- _Record set_:

☆ ☆ ☆

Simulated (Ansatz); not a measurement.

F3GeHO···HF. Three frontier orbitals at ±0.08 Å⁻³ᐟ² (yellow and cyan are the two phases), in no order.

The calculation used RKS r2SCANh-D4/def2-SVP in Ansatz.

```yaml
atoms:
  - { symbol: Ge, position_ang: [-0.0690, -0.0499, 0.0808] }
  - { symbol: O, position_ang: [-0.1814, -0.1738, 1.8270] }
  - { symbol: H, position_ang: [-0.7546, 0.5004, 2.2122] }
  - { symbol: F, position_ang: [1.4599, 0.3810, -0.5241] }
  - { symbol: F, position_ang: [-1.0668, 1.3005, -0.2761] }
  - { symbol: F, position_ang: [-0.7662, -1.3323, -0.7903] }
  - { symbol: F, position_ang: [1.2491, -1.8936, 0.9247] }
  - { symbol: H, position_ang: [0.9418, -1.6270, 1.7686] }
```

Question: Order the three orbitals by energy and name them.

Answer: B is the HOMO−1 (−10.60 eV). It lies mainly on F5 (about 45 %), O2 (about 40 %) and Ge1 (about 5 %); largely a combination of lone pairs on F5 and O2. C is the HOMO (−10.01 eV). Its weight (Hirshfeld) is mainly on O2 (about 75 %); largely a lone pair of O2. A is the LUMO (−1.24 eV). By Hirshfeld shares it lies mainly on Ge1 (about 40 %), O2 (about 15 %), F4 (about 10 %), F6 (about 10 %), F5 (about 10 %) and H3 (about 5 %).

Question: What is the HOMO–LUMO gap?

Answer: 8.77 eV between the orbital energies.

☆ ☆ ☆

- _Action item_: Copy exactly the lines above, starting at the opening line and finishing at the line in which "Question: Order the" occurs.

- _Result_:
Simulated (Ansatz); not a measurement.

F3GeHO···HF. Three frontier orbitals at ±0.08 Å⁻³ᐟ² (yellow and cyan are the two phases), in no order.

The calculation used RKS r2SCANh-D4/def2-SVP in Ansatz.

```yaml
atoms:
  - { symbol: Ge, position_ang: [-0.0690, -0.0499, 0.0808] }
  - { symbol: O, position_ang: [-0.1814, -0.1738, 1.8270] }
  - { symbol: H, position_ang: [-0.7546, 0.5004, 2.2122] }
  - { symbol: F, position_ang: [1.4599, 0.3810, -0.5241] }
  - { symbol: F, position_ang: [-1.0668, 1.3005, -0.2761] }
  - { symbol: F, position_ang: [-0.7662, -1.3323, -0.7903] }
  - { symbol: F, position_ang: [1.2491, -1.8936, 0.9247] }
  - { symbol: H, position_ang: [0.9418, -1.6270, 1.7686] }
```

Question: Order the three orbitals by energy and name them.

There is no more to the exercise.